■ **Activity**:
An identical copy of the data below is needed.

■ **Information shown**:
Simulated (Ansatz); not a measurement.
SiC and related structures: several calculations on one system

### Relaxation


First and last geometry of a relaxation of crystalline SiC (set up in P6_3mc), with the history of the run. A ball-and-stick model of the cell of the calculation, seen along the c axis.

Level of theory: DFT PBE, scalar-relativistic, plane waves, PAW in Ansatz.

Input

■ **Written reply**:
Simulated (Ansatz); not a measurement.
SiC and related structures: several calculations on one system

### Relaxation


First and last geometry of a relaxation of crystalline SiC (set up in P6_3mc), with the history of the run. A ball-and-stick model of the cell of the calculation, seen along the c axis.

Level of theory: DFT PBE, scalar-relativistic, plane waves, PAW in Ansatz.

Input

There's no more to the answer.